-- Brief --
Among the records that follow, find the line with "Program: Ansatz 0.2.0." and the line with "A (1.5 GPa).". Set down those lines and all lines between them exactly, without adding anything.

-- Source material --
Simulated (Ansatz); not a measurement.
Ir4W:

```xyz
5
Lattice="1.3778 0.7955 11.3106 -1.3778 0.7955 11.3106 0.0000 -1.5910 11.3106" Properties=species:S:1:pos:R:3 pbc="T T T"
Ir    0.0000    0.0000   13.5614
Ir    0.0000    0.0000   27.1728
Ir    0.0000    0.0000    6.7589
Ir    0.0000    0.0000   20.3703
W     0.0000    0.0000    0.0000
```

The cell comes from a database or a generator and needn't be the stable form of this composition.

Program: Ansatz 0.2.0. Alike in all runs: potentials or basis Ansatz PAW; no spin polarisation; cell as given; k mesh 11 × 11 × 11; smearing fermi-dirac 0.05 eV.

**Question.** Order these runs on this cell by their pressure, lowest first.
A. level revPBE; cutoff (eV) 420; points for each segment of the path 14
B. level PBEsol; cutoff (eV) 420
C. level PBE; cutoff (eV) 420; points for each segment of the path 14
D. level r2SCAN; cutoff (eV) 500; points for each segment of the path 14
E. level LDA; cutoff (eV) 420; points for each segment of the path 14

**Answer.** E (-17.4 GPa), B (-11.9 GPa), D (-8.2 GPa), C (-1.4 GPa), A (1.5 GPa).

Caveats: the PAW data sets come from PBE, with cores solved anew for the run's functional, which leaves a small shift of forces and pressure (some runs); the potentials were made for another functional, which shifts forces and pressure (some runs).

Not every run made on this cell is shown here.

-- Result --
Program: Ansatz 0.2.0. Alike in all runs: potentials or basis Ansatz PAW; no spin polarisation; cell as given; k mesh 11 × 11 × 11; smearing fermi-dirac 0.05 eV.

**Question.** Order these runs on this cell by their pressure, lowest first.
A. level revPBE; cutoff (eV) 420; points for each segment of the path 14
B. level PBEsol; cutoff (eV) 420
C. level PBE; cutoff (eV) 420; points for each segment of the path 14
D. level r2SCAN; cutoff (eV) 500; points for each segment of the path 14
E. level LDA; cutoff (eV) 420; points for each segment of the path 14

**Answer.** E (-17.4 GPa), B (-11.9 GPa), D (-8.2 GPa), C (-1.4 GPa), A (1.5 GPa).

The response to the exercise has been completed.